Excerpted data ->
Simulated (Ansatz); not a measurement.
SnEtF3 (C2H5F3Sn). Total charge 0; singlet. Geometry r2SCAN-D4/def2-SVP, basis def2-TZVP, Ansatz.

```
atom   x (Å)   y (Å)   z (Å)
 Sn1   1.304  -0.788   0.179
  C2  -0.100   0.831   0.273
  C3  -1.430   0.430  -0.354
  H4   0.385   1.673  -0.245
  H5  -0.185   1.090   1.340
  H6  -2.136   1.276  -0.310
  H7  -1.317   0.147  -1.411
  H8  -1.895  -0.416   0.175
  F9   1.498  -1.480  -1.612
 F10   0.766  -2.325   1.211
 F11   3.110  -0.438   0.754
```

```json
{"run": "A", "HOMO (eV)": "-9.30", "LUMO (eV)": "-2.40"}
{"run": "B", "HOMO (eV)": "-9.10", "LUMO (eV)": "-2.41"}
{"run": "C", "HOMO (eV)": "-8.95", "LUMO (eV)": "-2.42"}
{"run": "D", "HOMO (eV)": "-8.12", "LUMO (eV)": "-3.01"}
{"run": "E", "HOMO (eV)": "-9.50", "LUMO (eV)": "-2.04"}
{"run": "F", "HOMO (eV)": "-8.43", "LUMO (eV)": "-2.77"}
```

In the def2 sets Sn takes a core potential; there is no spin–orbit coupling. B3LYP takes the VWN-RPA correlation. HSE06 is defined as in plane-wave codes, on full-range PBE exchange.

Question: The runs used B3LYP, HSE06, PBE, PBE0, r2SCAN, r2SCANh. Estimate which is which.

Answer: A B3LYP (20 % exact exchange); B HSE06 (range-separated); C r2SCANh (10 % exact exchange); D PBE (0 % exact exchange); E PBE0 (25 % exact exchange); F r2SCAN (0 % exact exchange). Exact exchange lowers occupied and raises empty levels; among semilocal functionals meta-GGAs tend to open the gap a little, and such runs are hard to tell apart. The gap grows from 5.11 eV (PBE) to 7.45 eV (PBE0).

Exercise -> An exact repetition of the material above is required, from its first line through the line holding "Question: The runs", with nothing added.

Answer box ->
Simulated (Ansatz); not a measurement.
SnEtF3 (C2H5F3Sn). Total charge 0; singlet. Geometry r2SCAN-D4/def2-SVP, basis def2-TZVP, Ansatz.

```
atom   x (Å)   y (Å)   z (Å)
 Sn1   1.304  -0.788   0.179
  C2  -0.100   0.831   0.273
  C3  -1.430   0.430  -0.354
  H4   0.385   1.673  -0.245
  H5  -0.185   1.090   1.340
  H6  -2.136   1.276  -0.310
  H7  -1.317   0.147  -1.411
  H8  -1.895  -0.416   0.175
  F9   1.498  -1.480  -1.612
 F10   0.766  -2.325   1.211
 F11   3.110  -0.438   0.754
```

```json
{"run": "A", "HOMO (eV)": "-9.30", "LUMO (eV)": "-2.40"}
{"run": "B", "HOMO (eV)": "-9.10", "LUMO (eV)": "-2.41"}
{"run": "C", "HOMO (eV)": "-8.95", "LUMO (eV)": "-2.42"}
{"run": "D", "HOMO (eV)": "-8.12", "LUMO (eV)": "-3.01"}
{"run": "E", "HOMO (eV)": "-9.50", "LUMO (eV)": "-2.04"}
{"run": "F", "HOMO (eV)": "-8.43", "LUMO (eV)": "-2.77"}
```

In the def2 sets Sn takes a core potential; there is no spin–orbit coupling. B3LYP takes the VWN-RPA correlation. HSE06 is defined as in plane-wave codes, on full-range PBE exchange.

Question: The runs used B3LYP, HSE06, PBE, PBE0, r2SCAN, r2SCANh. Estimate which is which.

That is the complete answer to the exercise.